Brief:
From the entries below, reproduce exactly the line containing "B) V/V₀ = 1.000, (c/a)/(c/a)₀ = 1.040", the line containing "C, V/V₀ = 1.040, (c/a)/(c/a)₀ = 1.080", and every line in between, with nothing added.

= Beginning of Section =

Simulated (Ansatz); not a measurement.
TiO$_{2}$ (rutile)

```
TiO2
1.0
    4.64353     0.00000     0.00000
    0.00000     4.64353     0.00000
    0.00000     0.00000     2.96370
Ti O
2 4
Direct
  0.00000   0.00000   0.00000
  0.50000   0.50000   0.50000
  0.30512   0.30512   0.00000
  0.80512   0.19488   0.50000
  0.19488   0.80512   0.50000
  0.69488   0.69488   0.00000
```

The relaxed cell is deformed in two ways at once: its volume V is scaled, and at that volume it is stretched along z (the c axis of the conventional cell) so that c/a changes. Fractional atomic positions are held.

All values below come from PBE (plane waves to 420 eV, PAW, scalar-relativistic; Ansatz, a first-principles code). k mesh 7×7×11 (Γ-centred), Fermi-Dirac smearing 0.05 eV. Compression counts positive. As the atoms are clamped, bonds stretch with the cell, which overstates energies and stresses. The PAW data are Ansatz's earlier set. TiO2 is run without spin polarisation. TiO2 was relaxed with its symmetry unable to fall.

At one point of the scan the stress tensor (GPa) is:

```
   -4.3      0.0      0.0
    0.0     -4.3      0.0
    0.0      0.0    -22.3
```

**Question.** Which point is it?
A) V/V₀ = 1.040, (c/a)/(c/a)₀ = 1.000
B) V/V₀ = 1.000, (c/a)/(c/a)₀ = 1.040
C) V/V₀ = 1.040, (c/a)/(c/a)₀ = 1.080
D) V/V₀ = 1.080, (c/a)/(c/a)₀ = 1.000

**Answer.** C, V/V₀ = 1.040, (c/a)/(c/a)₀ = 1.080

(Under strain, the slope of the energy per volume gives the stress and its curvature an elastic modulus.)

= End of Section =

Response:
B) V/V₀ = 1.000, (c/a)/(c/a)₀ = 1.040
C) V/V₀ = 1.040, (c/a)/(c/a)₀ = 1.080
D) V/V₀ = 1.080, (c/a)/(c/a)₀ = 1.000

**Answer.** C, V/V₀ = 1.040, (c/a)/(c/a)₀ = 1.080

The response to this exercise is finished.